ACTIVITY: Exactly the lines from the beginning of the material to the line with "## (1) The system as given" are to be repeated, both ends included.

ENTRIES SUPPLIED:
***
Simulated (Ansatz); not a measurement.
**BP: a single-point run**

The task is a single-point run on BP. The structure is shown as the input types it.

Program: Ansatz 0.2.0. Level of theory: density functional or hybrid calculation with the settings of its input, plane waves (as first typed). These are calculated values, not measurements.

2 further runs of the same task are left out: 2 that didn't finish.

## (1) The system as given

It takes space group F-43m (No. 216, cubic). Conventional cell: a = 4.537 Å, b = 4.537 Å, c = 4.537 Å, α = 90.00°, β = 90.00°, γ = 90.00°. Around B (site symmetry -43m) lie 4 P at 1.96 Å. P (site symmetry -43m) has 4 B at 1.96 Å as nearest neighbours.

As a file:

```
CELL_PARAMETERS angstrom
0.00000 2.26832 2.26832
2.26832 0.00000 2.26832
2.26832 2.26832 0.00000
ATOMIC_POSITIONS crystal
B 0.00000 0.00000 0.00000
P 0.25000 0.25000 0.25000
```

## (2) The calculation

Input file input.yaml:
***

RESPONSE:
Simulated (Ansatz); not a measurement.
**BP: a single-point run**

The task is a single-point run on BP. The structure is shown as the input types it.

Program: Ansatz 0.2.0. Level of theory: density functional or hybrid calculation with the settings of its input, plane waves (as first typed). These are calculated values, not measurements.

2 further runs of the same task are left out: 2 that didn't finish.

## (1) The system as given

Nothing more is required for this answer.